INFORMATION SUPPLIED:
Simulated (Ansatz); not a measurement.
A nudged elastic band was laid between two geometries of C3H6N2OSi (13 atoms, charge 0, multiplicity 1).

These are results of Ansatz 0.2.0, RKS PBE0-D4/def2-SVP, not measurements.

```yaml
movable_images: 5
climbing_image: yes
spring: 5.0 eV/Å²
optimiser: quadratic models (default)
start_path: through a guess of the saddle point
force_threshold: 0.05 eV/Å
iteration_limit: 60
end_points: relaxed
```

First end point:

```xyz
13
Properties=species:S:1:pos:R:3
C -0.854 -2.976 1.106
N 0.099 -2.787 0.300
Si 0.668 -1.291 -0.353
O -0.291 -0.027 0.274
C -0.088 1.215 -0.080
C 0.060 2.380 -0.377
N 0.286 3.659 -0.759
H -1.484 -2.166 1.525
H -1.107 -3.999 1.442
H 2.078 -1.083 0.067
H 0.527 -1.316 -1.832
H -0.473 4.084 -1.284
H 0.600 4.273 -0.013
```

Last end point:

WORK INSTRUCTION: Set down every line of the listing above again, exactly as given.

RESPONSE BOX:
Simulated (Ansatz); not a measurement.
A nudged elastic band was laid between two geometries of C3H6N2OSi (13 atoms, charge 0, multiplicity 1).

These are results of Ansatz 0.2.0, RKS PBE0-D4/def2-SVP, not measurements.

```yaml
movable_images: 5
climbing_image: yes
spring: 5.0 eV/Å²
optimiser: quadratic models (default)
start_path: through a guess of the saddle point
force_threshold: 0.05 eV/Å
iteration_limit: 60
end_points: relaxed
```

First end point:

```xyz
13
Properties=species:S:1:pos:R:3
C -0.854 -2.976 1.106
N 0.099 -2.787 0.300
Si 0.668 -1.291 -0.353
O -0.291 -0.027 0.274
C -0.088 1.215 -0.080
C 0.060 2.380 -0.377
N 0.286 3.659 -0.759
H -1.484 -2.166 1.525
H -1.107 -3.999 1.442
H 2.078 -1.083 0.067
H 0.527 -1.316 -1.832
H -0.473 4.084 -1.284
H 0.600 4.273 -0.013
```

Last end point:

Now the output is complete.